REQUIRED ACTION -> For the entries below, print exactly the lines between the line holding "[Paths, hosts, dates, memory" and the line holding "[Runs of the", inclusive, and nothing else.

--

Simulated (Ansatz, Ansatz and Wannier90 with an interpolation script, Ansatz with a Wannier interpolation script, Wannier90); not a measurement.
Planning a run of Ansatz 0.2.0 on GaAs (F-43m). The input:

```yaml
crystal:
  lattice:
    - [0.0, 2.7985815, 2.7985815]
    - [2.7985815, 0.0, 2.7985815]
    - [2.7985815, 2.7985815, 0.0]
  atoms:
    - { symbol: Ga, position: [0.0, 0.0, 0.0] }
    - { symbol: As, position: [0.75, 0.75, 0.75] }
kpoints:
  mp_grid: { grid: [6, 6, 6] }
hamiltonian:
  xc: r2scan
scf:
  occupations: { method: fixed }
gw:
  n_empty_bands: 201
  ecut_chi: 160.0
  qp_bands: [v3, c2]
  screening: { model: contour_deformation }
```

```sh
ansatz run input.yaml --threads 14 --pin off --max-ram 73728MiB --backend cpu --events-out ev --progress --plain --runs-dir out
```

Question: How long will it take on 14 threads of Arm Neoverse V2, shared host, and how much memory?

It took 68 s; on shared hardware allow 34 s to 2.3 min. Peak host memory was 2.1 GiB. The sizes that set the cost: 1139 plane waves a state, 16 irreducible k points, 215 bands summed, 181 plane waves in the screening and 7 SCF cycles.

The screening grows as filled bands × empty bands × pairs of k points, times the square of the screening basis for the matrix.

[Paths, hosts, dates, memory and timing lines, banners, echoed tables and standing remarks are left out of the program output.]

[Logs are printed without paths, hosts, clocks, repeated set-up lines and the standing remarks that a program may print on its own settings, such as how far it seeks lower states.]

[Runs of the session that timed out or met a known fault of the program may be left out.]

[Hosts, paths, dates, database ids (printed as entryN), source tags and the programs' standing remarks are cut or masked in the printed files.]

--

YOUR SOLUTION ->
[Paths, hosts, dates, memory and timing lines, banners, echoed tables and standing remarks are left out of the program output.]

[Logs are printed without paths, hosts, clocks, repeated set-up lines and the standing remarks that a program may print on its own settings, such as how far it seeks lower states.]

[Runs of the session that timed out or met a known fault of the program may be left out.]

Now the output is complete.